▸ **EXTRACTED RECORDS**:
......

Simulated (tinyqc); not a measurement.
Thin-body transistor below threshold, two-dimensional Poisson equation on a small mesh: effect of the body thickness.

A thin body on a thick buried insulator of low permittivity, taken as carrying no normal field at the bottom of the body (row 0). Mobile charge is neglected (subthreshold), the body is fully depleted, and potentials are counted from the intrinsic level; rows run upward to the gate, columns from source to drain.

......

▸ **ACTIVITY**: All of the material above is to be retyped word for word.

▸ **WRITTEN RESPONSE**:
Simulated (tinyqc); not a measurement.
Thin-body transistor below threshold, two-dimensional Poisson equation on a small mesh: effect of the body thickness.

A thin body on a thick buried insulator of low permittivity, taken as carrying no normal field at the bottom of the body (row 0). Mobile charge is neglected (subthreshold), the body is fully depleted, and potentials are counted from the intrinsic level; rows run upward to the gate, columns from source to drain.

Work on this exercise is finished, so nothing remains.